→ ACTIVITY: With the records below as your source, retype each line exactly from the top down to the line that contains "Most raw output is cut from this account.", and include that line.

[[ LISTED ENTRIES open ]]
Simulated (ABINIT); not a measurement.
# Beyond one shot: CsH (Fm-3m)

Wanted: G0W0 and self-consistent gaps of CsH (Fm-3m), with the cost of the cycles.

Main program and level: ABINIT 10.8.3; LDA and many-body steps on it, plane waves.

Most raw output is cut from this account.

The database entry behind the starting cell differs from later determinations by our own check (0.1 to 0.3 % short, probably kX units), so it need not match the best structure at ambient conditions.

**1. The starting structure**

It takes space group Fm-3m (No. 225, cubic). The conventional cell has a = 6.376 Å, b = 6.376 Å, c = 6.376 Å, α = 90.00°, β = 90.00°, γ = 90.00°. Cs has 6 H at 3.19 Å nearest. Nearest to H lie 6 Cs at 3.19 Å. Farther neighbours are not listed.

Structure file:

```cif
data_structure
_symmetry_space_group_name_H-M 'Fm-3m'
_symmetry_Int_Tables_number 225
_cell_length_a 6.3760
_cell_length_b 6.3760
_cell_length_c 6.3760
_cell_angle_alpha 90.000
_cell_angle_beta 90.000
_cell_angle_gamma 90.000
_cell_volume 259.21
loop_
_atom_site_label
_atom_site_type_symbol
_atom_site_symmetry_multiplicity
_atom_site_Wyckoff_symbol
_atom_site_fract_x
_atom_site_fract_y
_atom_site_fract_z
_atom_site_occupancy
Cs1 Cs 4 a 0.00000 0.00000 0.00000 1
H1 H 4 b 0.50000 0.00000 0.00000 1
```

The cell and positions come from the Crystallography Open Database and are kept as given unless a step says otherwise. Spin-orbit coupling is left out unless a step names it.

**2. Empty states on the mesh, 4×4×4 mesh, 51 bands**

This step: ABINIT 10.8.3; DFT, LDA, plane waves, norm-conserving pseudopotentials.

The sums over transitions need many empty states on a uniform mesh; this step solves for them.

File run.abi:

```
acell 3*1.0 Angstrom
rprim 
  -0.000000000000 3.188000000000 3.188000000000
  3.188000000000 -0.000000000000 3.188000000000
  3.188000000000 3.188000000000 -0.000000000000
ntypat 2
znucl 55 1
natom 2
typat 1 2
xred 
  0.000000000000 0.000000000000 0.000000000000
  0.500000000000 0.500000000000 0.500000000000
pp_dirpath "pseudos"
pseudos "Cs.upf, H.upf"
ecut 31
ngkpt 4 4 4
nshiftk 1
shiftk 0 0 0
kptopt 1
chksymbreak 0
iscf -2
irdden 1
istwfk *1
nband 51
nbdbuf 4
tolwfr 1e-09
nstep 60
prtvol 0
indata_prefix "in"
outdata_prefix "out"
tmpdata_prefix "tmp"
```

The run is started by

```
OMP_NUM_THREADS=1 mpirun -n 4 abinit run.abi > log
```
[[ LISTED ENTRIES closed ]]

→ RESPONSE:
Simulated (ABINIT); not a measurement.
# Beyond one shot: CsH (Fm-3m)

Wanted: G0W0 and self-consistent gaps of CsH (Fm-3m), with the cost of the cycles.

Main program and level: ABINIT 10.8.3; LDA and many-body steps on it, plane waves.

Most raw output is cut from this account.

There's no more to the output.